**Brief**
Will you write out all the entries below exactly?

»»

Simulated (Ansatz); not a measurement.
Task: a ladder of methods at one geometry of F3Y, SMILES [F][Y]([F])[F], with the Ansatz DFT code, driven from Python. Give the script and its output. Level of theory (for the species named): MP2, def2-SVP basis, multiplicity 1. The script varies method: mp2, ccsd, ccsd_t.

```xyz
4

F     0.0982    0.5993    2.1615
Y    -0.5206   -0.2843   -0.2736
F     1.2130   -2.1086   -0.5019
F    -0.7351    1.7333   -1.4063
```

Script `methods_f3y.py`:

««

**Exercise response**
Simulated (Ansatz); not a measurement.
Task: a ladder of methods at one geometry of F3Y, SMILES [F][Y]([F])[F], with the Ansatz DFT code, driven from Python. Give the script and its output. Level of theory (for the species named): MP2, def2-SVP basis, multiplicity 1. The script varies method: mp2, ccsd, ccsd_t.

```xyz
4

F     0.0982    0.5993    2.1615
Y    -0.5206   -0.2843   -0.2736
F     1.2130   -2.1086   -0.5019
F    -0.7351    1.7333   -1.4063
```

Script `methods_f3y.py`:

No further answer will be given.